Action item:
Each record is to be copied exactly as written.

Provided information:
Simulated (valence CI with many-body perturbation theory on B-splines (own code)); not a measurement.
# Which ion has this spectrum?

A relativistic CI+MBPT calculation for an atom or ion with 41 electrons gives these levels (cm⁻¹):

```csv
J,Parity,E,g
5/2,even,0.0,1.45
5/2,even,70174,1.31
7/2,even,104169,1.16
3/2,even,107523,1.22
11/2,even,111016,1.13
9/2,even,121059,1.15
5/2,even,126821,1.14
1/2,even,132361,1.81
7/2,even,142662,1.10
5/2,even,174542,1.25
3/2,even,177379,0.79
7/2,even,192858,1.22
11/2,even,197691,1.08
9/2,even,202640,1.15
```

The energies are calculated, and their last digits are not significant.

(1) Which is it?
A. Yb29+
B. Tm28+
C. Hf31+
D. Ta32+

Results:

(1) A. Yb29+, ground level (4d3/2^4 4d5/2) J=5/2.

Task answer:
Simulated (valence CI with many-body perturbation theory on B-splines (own code)); not a measurement.
# Which ion has this spectrum?

A relativistic CI+MBPT calculation for an atom or ion with 41 electrons gives these levels (cm⁻¹):

```csv
J,Parity,E,g
5/2,even,0.0,1.45
5/2,even,70174,1.31
7/2,even,104169,1.16
3/2,even,107523,1.22
11/2,even,111016,1.13
9/2,even,121059,1.15
5/2,even,126821,1.14
1/2,even,132361,1.81
7/2,even,142662,1.10
5/2,even,174542,1.25
3/2,even,177379,0.79
7/2,even,192858,1.22
11/2,even,197691,1.08
9/2,even,202640,1.15
```

The energies are calculated, and their last digits are not significant.

(1) Which is it?
A. Yb29+
B. Tm28+
C. Hf31+
D. Ta32+

Results:

(1) A. Yb29+, ground level (4d3/2^4 4d5/2) J=5/2.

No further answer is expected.